Give back the full listing exactly as written.

[Start of Attachment]
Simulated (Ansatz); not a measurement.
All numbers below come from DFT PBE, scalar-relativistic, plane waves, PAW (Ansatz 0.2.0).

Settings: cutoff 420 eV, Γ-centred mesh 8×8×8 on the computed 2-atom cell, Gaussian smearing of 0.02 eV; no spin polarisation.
[End of Attachment]

**Exercise result**
Simulated (Ansatz); not a measurement.
All numbers below come from DFT PBE, scalar-relativistic, plane waves, PAW (Ansatz 0.2.0).

Settings: cutoff 420 eV, Γ-centred mesh 8×8×8 on the computed 2-atom cell, Gaussian smearing of 0.02 eV; no spin polarisation.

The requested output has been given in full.